» Given data
______________________________
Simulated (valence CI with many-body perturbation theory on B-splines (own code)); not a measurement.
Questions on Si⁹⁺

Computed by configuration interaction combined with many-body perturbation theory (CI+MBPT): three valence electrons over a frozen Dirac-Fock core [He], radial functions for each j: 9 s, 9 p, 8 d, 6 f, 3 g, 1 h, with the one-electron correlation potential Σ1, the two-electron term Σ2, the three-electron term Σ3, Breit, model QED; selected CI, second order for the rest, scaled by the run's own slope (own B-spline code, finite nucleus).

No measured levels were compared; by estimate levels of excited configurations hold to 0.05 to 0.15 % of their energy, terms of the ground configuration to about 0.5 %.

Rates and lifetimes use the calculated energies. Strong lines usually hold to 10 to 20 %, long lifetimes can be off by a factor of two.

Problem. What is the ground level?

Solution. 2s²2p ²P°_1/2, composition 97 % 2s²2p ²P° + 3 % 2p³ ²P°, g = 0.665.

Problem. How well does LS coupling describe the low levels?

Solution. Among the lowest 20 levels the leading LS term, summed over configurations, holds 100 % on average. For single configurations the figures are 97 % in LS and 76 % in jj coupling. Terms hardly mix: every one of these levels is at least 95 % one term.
______________________________

» Work request
Set down the full listing. Keep every line exact.

» Your response
Simulated (valence CI with many-body perturbation theory on B-splines (own code)); not a measurement.
Questions on Si⁹⁺

Computed by configuration interaction combined with many-body perturbation theory (CI+MBPT): three valence electrons over a frozen Dirac-Fock core [He], radial functions for each j: 9 s, 9 p, 8 d, 6 f, 3 g, 1 h, with the one-electron correlation potential Σ1, the two-electron term Σ2, the three-electron term Σ3, Breit, model QED; selected CI, second order for the rest, scaled by the run's own slope (own B-spline code, finite nucleus).

No measured levels were compared; by estimate levels of excited configurations hold to 0.05 to 0.15 % of their energy, terms of the ground configuration to about 0.5 %.

Rates and lifetimes use the calculated energies. Strong lines usually hold to 10 to 20 %, long lifetimes can be off by a factor of two.

Problem. What is the ground level?

Solution. 2s²2p ²P°_1/2, composition 97 % 2s²2p ²P° + 3 % 2p³ ²P°, g = 0.665.

Problem. How well does LS coupling describe the low levels?

Solution. Among the lowest 20 levels the leading LS term, summed over configurations, holds 100 % on average. For single configurations the figures are 97 % in LS and 76 % in jj coupling. Terms hardly mix: every one of these levels is at least 95 % one term.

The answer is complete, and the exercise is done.